** PROVIDED DATA follows **
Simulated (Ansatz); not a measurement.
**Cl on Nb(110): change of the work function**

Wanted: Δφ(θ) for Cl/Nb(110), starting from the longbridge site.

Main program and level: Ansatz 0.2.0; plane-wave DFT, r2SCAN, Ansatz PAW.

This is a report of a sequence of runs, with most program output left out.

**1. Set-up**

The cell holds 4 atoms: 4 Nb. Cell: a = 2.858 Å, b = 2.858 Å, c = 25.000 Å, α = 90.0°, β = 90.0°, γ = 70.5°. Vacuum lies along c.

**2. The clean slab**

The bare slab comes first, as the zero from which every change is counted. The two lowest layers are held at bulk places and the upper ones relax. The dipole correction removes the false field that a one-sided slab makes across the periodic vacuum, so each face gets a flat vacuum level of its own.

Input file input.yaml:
** End of PROVIDED DATA **

» **ASSIGNMENT**: Word for word, transcribe all of the material.

» **ANSWER SPACE**:
Simulated (Ansatz); not a measurement.
**Cl on Nb(110): change of the work function**

Wanted: Δφ(θ) for Cl/Nb(110), starting from the longbridge site.

Main program and level: Ansatz 0.2.0; plane-wave DFT, r2SCAN, Ansatz PAW.

This is a report of a sequence of runs, with most program output left out.

**1. Set-up**

The cell holds 4 atoms: 4 Nb. Cell: a = 2.858 Å, b = 2.858 Å, c = 25.000 Å, α = 90.0°, β = 90.0°, γ = 70.5°. Vacuum lies along c.

**2. The clean slab**

The bare slab comes first, as the zero from which every change is counted. The two lowest layers are held at bulk places and the upper ones relax. The dipole correction removes the false field that a one-sided slab makes across the periodic vacuum, so each face gets a flat vacuum level of its own.

Input file input.yaml:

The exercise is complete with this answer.